● SOURCE MATERIAL:
Content starts

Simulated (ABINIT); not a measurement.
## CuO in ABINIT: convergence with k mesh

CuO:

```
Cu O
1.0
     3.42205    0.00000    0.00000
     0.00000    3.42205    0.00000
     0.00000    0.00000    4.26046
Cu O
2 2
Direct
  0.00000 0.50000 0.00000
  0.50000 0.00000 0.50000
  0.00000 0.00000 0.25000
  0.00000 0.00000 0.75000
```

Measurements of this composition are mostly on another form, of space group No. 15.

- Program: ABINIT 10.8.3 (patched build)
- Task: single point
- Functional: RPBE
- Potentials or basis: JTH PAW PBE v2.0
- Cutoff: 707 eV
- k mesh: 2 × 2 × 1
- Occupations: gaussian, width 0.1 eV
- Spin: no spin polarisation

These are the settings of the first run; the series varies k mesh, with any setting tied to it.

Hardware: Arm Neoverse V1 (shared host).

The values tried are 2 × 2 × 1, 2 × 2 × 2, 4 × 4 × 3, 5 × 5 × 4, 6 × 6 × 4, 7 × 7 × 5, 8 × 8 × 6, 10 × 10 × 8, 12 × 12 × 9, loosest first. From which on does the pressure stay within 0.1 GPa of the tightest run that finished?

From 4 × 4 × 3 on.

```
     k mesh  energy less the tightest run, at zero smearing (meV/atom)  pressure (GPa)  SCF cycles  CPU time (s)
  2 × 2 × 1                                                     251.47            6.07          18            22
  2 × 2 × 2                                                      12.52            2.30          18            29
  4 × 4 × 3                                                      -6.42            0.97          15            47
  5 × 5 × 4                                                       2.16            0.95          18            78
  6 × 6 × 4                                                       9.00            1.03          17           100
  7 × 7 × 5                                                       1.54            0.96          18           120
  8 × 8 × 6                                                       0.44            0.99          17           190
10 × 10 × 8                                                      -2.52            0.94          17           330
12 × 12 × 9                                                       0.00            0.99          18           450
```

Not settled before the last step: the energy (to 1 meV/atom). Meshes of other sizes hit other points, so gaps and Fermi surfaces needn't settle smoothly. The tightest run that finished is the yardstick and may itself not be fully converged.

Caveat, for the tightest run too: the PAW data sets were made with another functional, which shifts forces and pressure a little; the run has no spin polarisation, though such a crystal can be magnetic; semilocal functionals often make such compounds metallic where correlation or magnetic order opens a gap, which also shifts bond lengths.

Content ends

● BRIEF:
The answer should be an exact copy of the lines from the first line of the data through the line with "- Spin: no spin polarisation" and should contain nothing else.

● EXPECTED ANSWER:
Simulated (ABINIT); not a measurement.
## CuO in ABINIT: convergence with k mesh

CuO:

```
Cu O
1.0
     3.42205    0.00000    0.00000
     0.00000    3.42205    0.00000
     0.00000    0.00000    4.26046
Cu O
2 2
Direct
  0.00000 0.50000 0.00000
  0.50000 0.00000 0.50000
  0.00000 0.00000 0.25000
  0.00000 0.00000 0.75000
```

Measurements of this composition are mostly on another form, of space group No. 15.

- Program: ABINIT 10.8.3 (patched build)
- Task: single point
- Functional: RPBE
- Potentials or basis: JTH PAW PBE v2.0
- Cutoff: 707 eV
- k mesh: 2 × 2 × 1
- Occupations: gaussian, width 0.1 eV
- Spin: no spin polarisation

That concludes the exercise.